═══ SUPPLIED RECORDS
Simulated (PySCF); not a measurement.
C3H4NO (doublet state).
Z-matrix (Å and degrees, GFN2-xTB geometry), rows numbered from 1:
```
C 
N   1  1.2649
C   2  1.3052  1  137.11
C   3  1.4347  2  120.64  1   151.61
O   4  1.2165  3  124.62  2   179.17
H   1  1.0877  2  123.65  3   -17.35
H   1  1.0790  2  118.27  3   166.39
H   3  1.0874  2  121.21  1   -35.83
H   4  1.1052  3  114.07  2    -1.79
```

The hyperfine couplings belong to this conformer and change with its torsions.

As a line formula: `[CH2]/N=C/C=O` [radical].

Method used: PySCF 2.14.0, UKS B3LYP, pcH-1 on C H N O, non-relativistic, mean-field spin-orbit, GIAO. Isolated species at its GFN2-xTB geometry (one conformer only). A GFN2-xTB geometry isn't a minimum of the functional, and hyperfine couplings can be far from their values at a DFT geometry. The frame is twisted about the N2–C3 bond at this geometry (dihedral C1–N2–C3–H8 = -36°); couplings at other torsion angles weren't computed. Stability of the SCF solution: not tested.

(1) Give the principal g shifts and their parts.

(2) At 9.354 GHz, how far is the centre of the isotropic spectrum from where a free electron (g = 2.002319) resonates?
══════

» **WORK TASK**
Write the records out precisely, omitting nothing.

» **RESPONSE BOX**
Simulated (PySCF); not a measurement.
C3H4NO (doublet state).
Z-matrix (Å and degrees, GFN2-xTB geometry), rows numbered from 1:
```
C 
N   1  1.2649
C   2  1.3052  1  137.11
C   3  1.4347  2  120.64  1   151.61
O   4  1.2165  3  124.62  2   179.17
H   1  1.0877  2  123.65  3   -17.35
H   1  1.0790  2  118.27  3   166.39
H   3  1.0874  2  121.21  1   -35.83
H   4  1.1052  3  114.07  2    -1.79
```

The hyperfine couplings belong to this conformer and change with its torsions.

As a line formula: `[CH2]/N=C/C=O` [radical].

Method used: PySCF 2.14.0, UKS B3LYP, pcH-1 on C H N O, non-relativistic, mean-field spin-orbit, GIAO. Isolated species at its GFN2-xTB geometry (one conformer only). A GFN2-xTB geometry isn't a minimum of the functional, and hyperfine couplings can be far from their values at a DFT geometry. The frame is twisted about the N2–C3 bond at this geometry (dihedral C1–N2–C3–H8 = -36°); couplings at other torsion angles weren't computed. Stability of the SCF solution: not tested.

(1) Give the principal g shifts and their parts.

(2) At 9.354 GHz, how far is the centre of the isotropic spectrum from where a free electron (g = 2.002319) resonates?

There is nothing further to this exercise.